* **Supplied records**:
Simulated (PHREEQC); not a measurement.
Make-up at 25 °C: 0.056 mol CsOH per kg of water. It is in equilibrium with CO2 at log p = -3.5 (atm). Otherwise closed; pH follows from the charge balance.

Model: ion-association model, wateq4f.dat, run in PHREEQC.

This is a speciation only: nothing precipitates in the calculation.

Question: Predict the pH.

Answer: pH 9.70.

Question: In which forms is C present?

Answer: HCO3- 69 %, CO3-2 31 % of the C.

* **Work task**:
Only the lines from the beginning of the material above through the line with "This is a speciation" are wanted; extract them exactly.

* **Answer box**:
Simulated (PHREEQC); not a measurement.
Make-up at 25 °C: 0.056 mol CsOH per kg of water. It is in equilibrium with CO2 at log p = -3.5 (atm). Otherwise closed; pH follows from the charge balance.

Model: ion-association model, wateq4f.dat, run in PHREEQC.

This is a speciation only: nothing precipitates in the calculation.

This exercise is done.